Records provided:
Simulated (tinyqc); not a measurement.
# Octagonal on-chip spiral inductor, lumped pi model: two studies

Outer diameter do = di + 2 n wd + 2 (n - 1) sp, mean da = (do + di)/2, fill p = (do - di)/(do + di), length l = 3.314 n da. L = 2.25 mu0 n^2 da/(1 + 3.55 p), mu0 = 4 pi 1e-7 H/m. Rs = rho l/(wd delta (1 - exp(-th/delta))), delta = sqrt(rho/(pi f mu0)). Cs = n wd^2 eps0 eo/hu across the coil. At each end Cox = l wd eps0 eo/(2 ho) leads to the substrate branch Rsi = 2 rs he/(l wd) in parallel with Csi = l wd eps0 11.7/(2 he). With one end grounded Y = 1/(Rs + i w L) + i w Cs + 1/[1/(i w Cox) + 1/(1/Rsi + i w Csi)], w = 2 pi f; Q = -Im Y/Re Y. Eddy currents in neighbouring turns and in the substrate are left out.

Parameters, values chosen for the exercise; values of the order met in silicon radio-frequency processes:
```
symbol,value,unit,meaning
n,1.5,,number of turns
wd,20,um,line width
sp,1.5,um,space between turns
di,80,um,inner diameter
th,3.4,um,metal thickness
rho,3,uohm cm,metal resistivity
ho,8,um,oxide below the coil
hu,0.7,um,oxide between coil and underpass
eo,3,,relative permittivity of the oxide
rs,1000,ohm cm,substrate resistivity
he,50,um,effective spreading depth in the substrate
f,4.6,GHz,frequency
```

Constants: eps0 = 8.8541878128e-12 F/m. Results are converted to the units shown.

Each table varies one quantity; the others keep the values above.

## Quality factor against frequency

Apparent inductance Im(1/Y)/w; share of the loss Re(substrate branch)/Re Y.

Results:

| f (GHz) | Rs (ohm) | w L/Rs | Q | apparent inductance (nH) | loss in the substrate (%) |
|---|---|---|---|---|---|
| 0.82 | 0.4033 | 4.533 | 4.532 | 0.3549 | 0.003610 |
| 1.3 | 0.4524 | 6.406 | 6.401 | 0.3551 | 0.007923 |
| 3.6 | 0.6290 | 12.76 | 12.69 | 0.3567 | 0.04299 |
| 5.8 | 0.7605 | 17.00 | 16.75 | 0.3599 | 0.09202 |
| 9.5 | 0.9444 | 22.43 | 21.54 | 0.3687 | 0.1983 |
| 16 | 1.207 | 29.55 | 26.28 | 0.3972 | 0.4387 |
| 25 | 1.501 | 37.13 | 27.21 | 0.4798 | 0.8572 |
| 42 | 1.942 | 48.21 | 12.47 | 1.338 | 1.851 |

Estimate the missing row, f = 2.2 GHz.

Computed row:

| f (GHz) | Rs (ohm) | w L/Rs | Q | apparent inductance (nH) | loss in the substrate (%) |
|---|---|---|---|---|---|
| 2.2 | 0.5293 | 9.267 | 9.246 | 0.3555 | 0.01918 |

Required action: Using the data above, reproduce exactly the lines from the line that contains "0.3599 | 0.09202 |" through the line that contains "1.338 | 1.851 |", including both.

Result:
| 5.8 | 0.7605 | 17.00 | 16.75 | 0.3599 | 0.09202 |
| 9.5 | 0.9444 | 22.43 | 21.54 | 0.3687 | 0.1983 |
| 16 | 1.207 | 29.55 | 26.28 | 0.3972 | 0.4387 |
| 25 | 1.501 | 37.13 | 27.21 | 0.4798 | 0.8572 |
| 42 | 1.942 | 48.21 | 12.47 | 1.338 | 1.851 |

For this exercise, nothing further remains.